··········

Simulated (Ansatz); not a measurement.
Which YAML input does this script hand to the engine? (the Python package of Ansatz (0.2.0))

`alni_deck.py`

··········

**Task item:**
Set the entries down again exactly, beginning with their first line and ending with the line that contains "Which YAML input"; omit all other lines.

**Response area:**
Simulated (Ansatz); not a measurement.
Which YAML input does this script hand to the engine? (the Python package of Ansatz (0.2.0))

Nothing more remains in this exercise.